- [Information given]
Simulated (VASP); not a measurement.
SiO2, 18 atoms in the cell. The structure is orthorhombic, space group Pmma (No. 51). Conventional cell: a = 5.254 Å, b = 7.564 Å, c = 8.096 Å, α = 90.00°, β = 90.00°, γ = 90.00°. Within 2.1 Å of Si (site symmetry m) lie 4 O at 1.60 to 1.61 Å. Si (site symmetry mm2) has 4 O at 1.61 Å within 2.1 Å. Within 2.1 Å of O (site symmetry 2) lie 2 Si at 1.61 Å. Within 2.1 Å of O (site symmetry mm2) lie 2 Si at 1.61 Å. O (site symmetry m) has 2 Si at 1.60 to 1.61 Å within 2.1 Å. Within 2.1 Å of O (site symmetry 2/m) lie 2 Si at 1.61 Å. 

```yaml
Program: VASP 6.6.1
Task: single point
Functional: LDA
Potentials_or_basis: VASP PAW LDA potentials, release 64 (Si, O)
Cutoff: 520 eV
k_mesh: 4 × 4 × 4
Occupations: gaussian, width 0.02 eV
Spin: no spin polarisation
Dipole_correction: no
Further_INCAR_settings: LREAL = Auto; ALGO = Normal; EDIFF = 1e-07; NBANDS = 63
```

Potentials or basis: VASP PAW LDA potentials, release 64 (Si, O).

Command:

- [Activity] Repeat, exactly and only, the lines from the beginning of the material through the line that contains "Potentials or basis: VASP".

- [Task output]
Simulated (VASP); not a measurement.
SiO2, 18 atoms in the cell. The structure is orthorhombic, space group Pmma (No. 51). Conventional cell: a = 5.254 Å, b = 7.564 Å, c = 8.096 Å, α = 90.00°, β = 90.00°, γ = 90.00°. Within 2.1 Å of Si (site symmetry m) lie 4 O at 1.60 to 1.61 Å. Si (site symmetry mm2) has 4 O at 1.61 Å within 2.1 Å. Within 2.1 Å of O (site symmetry 2) lie 2 Si at 1.61 Å. Within 2.1 Å of O (site symmetry mm2) lie 2 Si at 1.61 Å. O (site symmetry m) has 2 Si at 1.60 to 1.61 Å within 2.1 Å. Within 2.1 Å of O (site symmetry 2/m) lie 2 Si at 1.61 Å. 

```yaml
Program: VASP 6.6.1
Task: single point
Functional: LDA
Potentials_or_basis: VASP PAW LDA potentials, release 64 (Si, O)
Cutoff: 520 eV
k_mesh: 4 × 4 × 4
Occupations: gaussian, width 0.02 eV
Spin: no spin polarisation
Dipole_correction: no
Further_INCAR_settings: LREAL = Auto; ALGO = Normal; EDIFF = 1e-07; NBANDS = 63
```

Potentials or basis: VASP PAW LDA potentials, release 64 (Si, O).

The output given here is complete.